Work request: Write out only the opening lines of the entries, through the line with "A: Zero-point energy".

Data provided:
════
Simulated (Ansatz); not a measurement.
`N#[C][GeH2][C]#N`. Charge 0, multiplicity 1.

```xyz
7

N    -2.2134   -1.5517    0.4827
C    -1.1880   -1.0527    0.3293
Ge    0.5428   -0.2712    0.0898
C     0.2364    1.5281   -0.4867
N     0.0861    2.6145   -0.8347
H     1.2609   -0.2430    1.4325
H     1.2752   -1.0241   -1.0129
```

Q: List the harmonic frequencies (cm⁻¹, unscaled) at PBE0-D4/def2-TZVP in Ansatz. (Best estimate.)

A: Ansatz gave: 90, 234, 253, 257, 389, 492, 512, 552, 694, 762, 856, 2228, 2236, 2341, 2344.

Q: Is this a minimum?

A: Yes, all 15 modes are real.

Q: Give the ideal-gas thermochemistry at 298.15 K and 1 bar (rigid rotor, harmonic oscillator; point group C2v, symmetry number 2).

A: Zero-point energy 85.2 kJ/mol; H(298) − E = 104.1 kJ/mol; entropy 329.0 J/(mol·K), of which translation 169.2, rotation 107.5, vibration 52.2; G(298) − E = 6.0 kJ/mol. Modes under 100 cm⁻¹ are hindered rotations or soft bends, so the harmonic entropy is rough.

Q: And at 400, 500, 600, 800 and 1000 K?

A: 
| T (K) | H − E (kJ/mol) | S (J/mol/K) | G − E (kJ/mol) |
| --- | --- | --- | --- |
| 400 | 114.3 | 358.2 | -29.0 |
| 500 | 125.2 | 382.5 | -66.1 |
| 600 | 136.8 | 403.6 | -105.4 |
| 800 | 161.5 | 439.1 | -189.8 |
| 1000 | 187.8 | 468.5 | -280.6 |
════

Written response:
Simulated (Ansatz); not a measurement.
`N#[C][GeH2][C]#N`. Charge 0, multiplicity 1.

```xyz
7

N    -2.2134   -1.5517    0.4827
C    -1.1880   -1.0527    0.3293
Ge    0.5428   -0.2712    0.0898
C     0.2364    1.5281   -0.4867
N     0.0861    2.6145   -0.8347
H     1.2609   -0.2430    1.4325
H     1.2752   -1.0241   -1.0129
```

Q: List the harmonic frequencies (cm⁻¹, unscaled) at PBE0-D4/def2-TZVP in Ansatz. (Best estimate.)

A: Ansatz gave: 90, 234, 253, 257, 389, 492, 512, 552, 694, 762, 856, 2228, 2236, 2341, 2344.

Q: Is this a minimum?

A: Yes, all 15 modes are real.

Q: Give the ideal-gas thermochemistry at 298.15 K and 1 bar (rigid rotor, harmonic oscillator; point group C2v, symmetry number 2).

A: Zero-point energy 85.2 kJ/mol; H(298) − E = 104.1 kJ/mol; entropy 329.0 J/(mol·K), of which translation 169.2, rotation 107.5, vibration 52.2; G(298) − E = 6.0 kJ/mol. Modes under 100 cm⁻¹ are hindered rotations or soft bends, so the harmonic entropy is rough.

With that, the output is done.